## Activity
Would you set down the complete data below, exactly as shown?

Dataset excerpts START

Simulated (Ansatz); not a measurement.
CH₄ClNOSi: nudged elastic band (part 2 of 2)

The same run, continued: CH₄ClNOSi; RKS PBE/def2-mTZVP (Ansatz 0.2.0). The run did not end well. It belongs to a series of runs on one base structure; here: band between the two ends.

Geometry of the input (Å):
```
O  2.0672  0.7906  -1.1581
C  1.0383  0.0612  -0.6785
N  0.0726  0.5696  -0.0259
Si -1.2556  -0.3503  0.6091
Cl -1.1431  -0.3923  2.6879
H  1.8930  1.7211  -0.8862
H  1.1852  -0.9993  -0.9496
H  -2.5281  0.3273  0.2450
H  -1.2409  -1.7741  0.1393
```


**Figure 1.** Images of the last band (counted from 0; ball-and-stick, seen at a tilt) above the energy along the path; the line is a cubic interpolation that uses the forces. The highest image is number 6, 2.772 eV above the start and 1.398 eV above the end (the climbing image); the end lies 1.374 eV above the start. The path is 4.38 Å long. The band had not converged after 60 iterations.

Dataset excerpts END

## Task output
Simulated (Ansatz); not a measurement.
CH₄ClNOSi: nudged elastic band (part 2 of 2)

The same run, continued: CH₄ClNOSi; RKS PBE/def2-mTZVP (Ansatz 0.2.0). The run did not end well. It belongs to a series of runs on one base structure; here: band between the two ends.

Geometry of the input (Å):
```
O  2.0672  0.7906  -1.1581
C  1.0383  0.0612  -0.6785
N  0.0726  0.5696  -0.0259
Si -1.2556  -0.3503  0.6091
Cl -1.1431  -0.3923  2.6879
H  1.8930  1.7211  -0.8862
H  1.1852  -0.9993  -0.9496
H  -2.5281  0.3273  0.2450
H  -1.2409  -1.7741  0.1393
```


**Figure 1.** Images of the last band (counted from 0; ball-and-stick, seen at a tilt) above the energy along the path; the line is a cubic interpolation that uses the forces. The highest image is number 6, 2.772 eV above the start and 1.398 eV above the end (the climbing image); the end lies 1.374 eV above the start. The path is 4.38 Å long. The band had not converged after 60 iterations.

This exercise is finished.